====== Input data ======
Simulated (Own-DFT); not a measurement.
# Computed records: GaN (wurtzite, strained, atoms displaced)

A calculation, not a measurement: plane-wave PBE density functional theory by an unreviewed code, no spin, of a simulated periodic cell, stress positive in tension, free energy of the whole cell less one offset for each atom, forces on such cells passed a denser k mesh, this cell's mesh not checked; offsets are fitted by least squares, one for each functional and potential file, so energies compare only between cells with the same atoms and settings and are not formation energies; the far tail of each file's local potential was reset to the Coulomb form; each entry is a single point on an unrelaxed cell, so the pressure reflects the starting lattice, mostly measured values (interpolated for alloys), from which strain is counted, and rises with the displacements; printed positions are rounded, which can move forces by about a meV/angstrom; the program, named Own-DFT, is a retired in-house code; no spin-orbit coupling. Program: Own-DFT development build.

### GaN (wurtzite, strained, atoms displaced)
======

▶ _Assigned task_: Every entry, from top to bottom, should be repeated word for word.

▶ _Worked solution_:
Simulated (Own-DFT); not a measurement.
# Computed records: GaN (wurtzite, strained, atoms displaced)

A calculation, not a measurement: plane-wave PBE density functional theory by an unreviewed code, no spin, of a simulated periodic cell, stress positive in tension, free energy of the whole cell less one offset for each atom, forces on such cells passed a denser k mesh, this cell's mesh not checked; offsets are fitted by least squares, one for each functional and potential file, so energies compare only between cells with the same atoms and settings and are not formation energies; the far tail of each file's local potential was reset to the Coulomb form; each entry is a single point on an unrelaxed cell, so the pressure reflects the starting lattice, mostly measured values (interpolated for alloys), from which strain is counted, and rises with the displacements; printed positions are rounded, which can move forces by about a meV/angstrom; the program, named Own-DFT, is a retired in-house code; no spin-orbit coupling. Program: Own-DFT development build.

### GaN (wurtzite, strained, atoms displaced)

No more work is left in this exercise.